Work task:
Write out the entries below exactly, from the first line to the one with "In the def2", both ends included.

[Dataset Boundary: Start]

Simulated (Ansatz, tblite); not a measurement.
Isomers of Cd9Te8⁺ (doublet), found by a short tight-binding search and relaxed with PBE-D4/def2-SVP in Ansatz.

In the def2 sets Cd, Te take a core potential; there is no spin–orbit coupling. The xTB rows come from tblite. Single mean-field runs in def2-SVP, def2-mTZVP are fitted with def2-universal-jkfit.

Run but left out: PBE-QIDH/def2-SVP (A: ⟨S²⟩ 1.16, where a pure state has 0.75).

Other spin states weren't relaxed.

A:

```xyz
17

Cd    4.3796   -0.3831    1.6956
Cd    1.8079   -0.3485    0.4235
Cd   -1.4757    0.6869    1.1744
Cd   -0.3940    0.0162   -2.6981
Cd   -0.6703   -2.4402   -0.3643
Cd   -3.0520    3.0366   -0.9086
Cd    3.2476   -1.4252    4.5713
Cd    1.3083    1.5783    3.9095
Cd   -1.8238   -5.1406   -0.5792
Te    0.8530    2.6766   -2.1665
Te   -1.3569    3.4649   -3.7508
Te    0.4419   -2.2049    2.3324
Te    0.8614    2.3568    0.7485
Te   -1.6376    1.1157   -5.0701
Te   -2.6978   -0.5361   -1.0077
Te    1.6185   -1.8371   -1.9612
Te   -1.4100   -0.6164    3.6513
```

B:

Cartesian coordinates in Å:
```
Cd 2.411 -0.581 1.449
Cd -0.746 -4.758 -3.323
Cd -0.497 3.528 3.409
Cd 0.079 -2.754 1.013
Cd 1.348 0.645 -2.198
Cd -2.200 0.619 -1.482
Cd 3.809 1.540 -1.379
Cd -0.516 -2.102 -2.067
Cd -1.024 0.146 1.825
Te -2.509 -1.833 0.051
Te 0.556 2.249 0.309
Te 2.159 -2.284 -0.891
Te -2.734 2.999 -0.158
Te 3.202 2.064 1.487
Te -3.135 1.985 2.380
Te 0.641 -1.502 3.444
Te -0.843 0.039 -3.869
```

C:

[Dataset Boundary: End]

Written solution:
Simulated (Ansatz, tblite); not a measurement.
Isomers of Cd9Te8⁺ (doublet), found by a short tight-binding search and relaxed with PBE-D4/def2-SVP in Ansatz.

In the def2 sets Cd, Te take a core potential; there is no spin–orbit coupling. The xTB rows come from tblite. Single mean-field runs in def2-SVP, def2-mTZVP are fitted with def2-universal-jkfit.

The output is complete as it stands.